++++ DATA FOR REVIEW ++++
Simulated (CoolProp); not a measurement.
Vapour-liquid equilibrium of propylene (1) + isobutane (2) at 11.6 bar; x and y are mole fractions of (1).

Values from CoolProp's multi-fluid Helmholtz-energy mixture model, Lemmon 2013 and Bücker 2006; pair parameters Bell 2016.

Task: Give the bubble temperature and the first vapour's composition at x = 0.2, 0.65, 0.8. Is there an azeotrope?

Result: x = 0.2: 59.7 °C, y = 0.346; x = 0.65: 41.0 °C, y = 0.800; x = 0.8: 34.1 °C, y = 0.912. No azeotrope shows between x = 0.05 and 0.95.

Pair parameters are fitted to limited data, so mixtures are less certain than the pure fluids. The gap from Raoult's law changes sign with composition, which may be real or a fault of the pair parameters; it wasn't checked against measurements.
++++

• _WORK ITEM_: Reply by returning the full set of records above exactly.

• _EXERCISE ANSWER_:
Simulated (CoolProp); not a measurement.
Vapour-liquid equilibrium of propylene (1) + isobutane (2) at 11.6 bar; x and y are mole fractions of (1).

Values from CoolProp's multi-fluid Helmholtz-energy mixture model, Lemmon 2013 and Bücker 2006; pair parameters Bell 2016.

Task: Give the bubble temperature and the first vapour's composition at x = 0.2, 0.65, 0.8. Is there an azeotrope?

Result: x = 0.2: 59.7 °C, y = 0.346; x = 0.65: 41.0 °C, y = 0.800; x = 0.8: 34.1 °C, y = 0.912. No azeotrope shows between x = 0.05 and 0.95.

Pair parameters are fitted to limited data, so mixtures are less certain than the pure fluids. The gap from Raoult's law changes sign with composition, which may be real or a fault of the pair parameters; it wasn't checked against measurements.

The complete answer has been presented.